Available data.
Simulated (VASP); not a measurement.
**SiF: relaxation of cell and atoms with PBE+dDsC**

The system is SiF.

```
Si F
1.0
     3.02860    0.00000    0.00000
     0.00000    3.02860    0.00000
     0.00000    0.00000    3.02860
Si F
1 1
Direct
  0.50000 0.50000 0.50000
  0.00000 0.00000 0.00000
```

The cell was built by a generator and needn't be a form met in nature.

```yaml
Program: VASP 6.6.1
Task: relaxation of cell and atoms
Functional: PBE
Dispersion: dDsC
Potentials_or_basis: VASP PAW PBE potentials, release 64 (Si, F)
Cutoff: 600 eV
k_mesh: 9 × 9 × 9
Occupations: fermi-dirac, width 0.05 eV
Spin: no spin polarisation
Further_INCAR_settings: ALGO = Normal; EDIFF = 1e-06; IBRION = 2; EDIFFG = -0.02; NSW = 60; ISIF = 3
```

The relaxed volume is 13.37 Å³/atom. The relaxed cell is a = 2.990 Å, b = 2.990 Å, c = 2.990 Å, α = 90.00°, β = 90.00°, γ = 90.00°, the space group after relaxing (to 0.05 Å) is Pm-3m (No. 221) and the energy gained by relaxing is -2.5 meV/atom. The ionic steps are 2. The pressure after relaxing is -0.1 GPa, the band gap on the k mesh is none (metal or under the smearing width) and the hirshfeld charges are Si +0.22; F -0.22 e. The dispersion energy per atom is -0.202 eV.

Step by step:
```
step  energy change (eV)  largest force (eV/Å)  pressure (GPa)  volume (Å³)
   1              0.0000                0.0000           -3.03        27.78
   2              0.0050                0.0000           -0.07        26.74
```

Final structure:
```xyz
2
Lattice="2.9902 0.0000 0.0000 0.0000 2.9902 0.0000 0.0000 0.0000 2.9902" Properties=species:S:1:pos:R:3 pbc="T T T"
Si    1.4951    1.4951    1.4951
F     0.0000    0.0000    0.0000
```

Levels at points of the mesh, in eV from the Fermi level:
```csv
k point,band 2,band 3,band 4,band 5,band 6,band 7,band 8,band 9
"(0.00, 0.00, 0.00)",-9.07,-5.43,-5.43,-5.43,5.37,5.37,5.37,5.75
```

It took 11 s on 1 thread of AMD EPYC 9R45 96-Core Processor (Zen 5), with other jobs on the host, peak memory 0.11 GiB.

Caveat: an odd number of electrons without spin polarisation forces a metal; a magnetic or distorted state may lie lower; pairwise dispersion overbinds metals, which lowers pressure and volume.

Exercise. Begin with the top line of the material and go as far as the line with "It took 11 s". Set down those lines exactly, both ends included, and nothing more.

Response box.
Simulated (VASP); not a measurement.
**SiF: relaxation of cell and atoms with PBE+dDsC**

The system is SiF.

```
Si F
1.0
     3.02860    0.00000    0.00000
     0.00000    3.02860    0.00000
     0.00000    0.00000    3.02860
Si F
1 1
Direct
  0.50000 0.50000 0.50000
  0.00000 0.00000 0.00000
```

The cell was built by a generator and needn't be a form met in nature.

```yaml
Program: VASP 6.6.1
Task: relaxation of cell and atoms
Functional: PBE
Dispersion: dDsC
Potentials_or_basis: VASP PAW PBE potentials, release 64 (Si, F)
Cutoff: 600 eV
k_mesh: 9 × 9 × 9
Occupations: fermi-dirac, width 0.05 eV
Spin: no spin polarisation
Further_INCAR_settings: ALGO = Normal; EDIFF = 1e-06; IBRION = 2; EDIFFG = -0.02; NSW = 60; ISIF = 3
```

The relaxed volume is 13.37 Å³/atom. The relaxed cell is a = 2.990 Å, b = 2.990 Å, c = 2.990 Å, α = 90.00°, β = 90.00°, γ = 90.00°, the space group after relaxing (to 0.05 Å) is Pm-3m (No. 221) and the energy gained by relaxing is -2.5 meV/atom. The ionic steps are 2. The pressure after relaxing is -0.1 GPa, the band gap on the k mesh is none (metal or under the smearing width) and the hirshfeld charges are Si +0.22; F -0.22 e. The dispersion energy per atom is -0.202 eV.

Step by step:
```
step  energy change (eV)  largest force (eV/Å)  pressure (GPa)  volume (Å³)
   1              0.0000                0.0000           -3.03        27.78
   2              0.0050                0.0000           -0.07        26.74
```

Final structure:
```xyz
2
Lattice="2.9902 0.0000 0.0000 0.0000 2.9902 0.0000 0.0000 0.0000 2.9902" Properties=species:S:1:pos:R:3 pbc="T T T"
Si    1.4951    1.4951    1.4951
F     0.0000    0.0000    0.0000
```

Levels at points of the mesh, in eV from the Fermi level:
```csv
k point,band 2,band 3,band 4,band 5,band 6,band 7,band 8,band 9
"(0.00, 0.00, 0.00)",-9.07,-5.43,-5.43,-5.43,5.37,5.37,5.37,5.75
```

It took 11 s on 1 thread of AMD EPYC 9R45 96-Core Processor (Zen 5), with other jobs on the host, peak memory 0.11 GiB.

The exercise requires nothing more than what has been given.